● Action item: Print out each entry below exactly, please.

● Information:
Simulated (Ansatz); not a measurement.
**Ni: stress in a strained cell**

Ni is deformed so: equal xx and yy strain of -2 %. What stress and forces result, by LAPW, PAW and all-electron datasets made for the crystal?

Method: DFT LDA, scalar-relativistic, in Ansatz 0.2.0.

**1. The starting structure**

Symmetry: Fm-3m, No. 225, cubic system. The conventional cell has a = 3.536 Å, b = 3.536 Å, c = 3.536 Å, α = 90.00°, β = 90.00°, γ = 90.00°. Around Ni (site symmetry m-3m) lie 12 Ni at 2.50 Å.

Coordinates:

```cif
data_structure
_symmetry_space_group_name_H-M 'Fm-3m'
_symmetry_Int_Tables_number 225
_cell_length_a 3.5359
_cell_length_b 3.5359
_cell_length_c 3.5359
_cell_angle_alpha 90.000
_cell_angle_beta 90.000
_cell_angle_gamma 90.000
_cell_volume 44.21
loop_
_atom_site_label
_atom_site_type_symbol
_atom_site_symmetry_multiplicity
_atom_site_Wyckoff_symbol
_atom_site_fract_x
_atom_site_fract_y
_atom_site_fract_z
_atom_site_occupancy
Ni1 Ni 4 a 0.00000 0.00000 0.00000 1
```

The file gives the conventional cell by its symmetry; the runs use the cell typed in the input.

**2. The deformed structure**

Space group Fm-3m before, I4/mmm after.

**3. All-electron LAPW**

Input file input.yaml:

● Answer box:
Simulated (Ansatz); not a measurement.
**Ni: stress in a strained cell**

Ni is deformed so: equal xx and yy strain of -2 %. What stress and forces result, by LAPW, PAW and all-electron datasets made for the crystal?

Method: DFT LDA, scalar-relativistic, in Ansatz 0.2.0.

**1. The starting structure**

Symmetry: Fm-3m, No. 225, cubic system. The conventional cell has a = 3.536 Å, b = 3.536 Å, c = 3.536 Å, α = 90.00°, β = 90.00°, γ = 90.00°. Around Ni (site symmetry m-3m) lie 12 Ni at 2.50 Å.

Coordinates:

```cif
data_structure
_symmetry_space_group_name_H-M 'Fm-3m'
_symmetry_Int_Tables_number 225
_cell_length_a 3.5359
_cell_length_b 3.5359
_cell_length_c 3.5359
_cell_angle_alpha 90.000
_cell_angle_beta 90.000
_cell_angle_gamma 90.000
_cell_volume 44.21
loop_
_atom_site_label
_atom_site_type_symbol
_atom_site_symmetry_multiplicity
_atom_site_Wyckoff_symbol
_atom_site_fract_x
_atom_site_fract_y
_atom_site_fract_z
_atom_site_occupancy
Ni1 Ni 4 a 0.00000 0.00000 0.00000 1
```

The file gives the conventional cell by its symmetry; the runs use the cell typed in the input.

**2. The deformed structure**

Space group Fm-3m before, I4/mmm after.

**3. All-electron LAPW**

Input file input.yaml:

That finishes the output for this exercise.